WORK INSTRUCTION >> The data is to be set down once more, exactly as it reads.

:: EXCERPTED DATA

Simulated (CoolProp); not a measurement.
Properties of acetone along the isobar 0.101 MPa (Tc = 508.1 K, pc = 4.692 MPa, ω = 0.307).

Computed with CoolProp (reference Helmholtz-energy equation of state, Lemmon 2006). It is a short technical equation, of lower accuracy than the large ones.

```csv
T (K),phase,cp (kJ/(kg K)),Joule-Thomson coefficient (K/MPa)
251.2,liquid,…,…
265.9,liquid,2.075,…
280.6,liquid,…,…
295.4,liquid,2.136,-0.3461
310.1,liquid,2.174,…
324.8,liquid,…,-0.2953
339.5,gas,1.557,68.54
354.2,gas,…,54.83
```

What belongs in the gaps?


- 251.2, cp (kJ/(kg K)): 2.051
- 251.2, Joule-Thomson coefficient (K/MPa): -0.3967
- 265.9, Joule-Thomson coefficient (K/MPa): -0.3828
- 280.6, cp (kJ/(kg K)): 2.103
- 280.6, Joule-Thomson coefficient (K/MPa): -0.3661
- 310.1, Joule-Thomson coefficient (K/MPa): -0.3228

::::

EXERCISE ANSWER >>
Simulated (CoolProp); not a measurement.
Properties of acetone along the isobar 0.101 MPa (Tc = 508.1 K, pc = 4.692 MPa, ω = 0.307).

Computed with CoolProp (reference Helmholtz-energy equation of state, Lemmon 2006). It is a short technical equation, of lower accuracy than the large ones.

```csv
T (K),phase,cp (kJ/(kg K)),Joule-Thomson coefficient (K/MPa)
251.2,liquid,…,…
265.9,liquid,2.075,…
280.6,liquid,…,…
295.4,liquid,2.136,-0.3461
310.1,liquid,2.174,…
324.8,liquid,…,-0.2953
339.5,gas,1.557,68.54
354.2,gas,…,54.83
```

What belongs in the gaps?


- 251.2, cp (kJ/(kg K)): 2.051
- 251.2, Joule-Thomson coefficient (K/MPa): -0.3967
- 265.9, Joule-Thomson coefficient (K/MPa): -0.3828
- 280.6, cp (kJ/(kg K)): 2.103
- 280.6, Joule-Thomson coefficient (K/MPa): -0.3661
- 310.1, Joule-Thomson coefficient (K/MPa): -0.3228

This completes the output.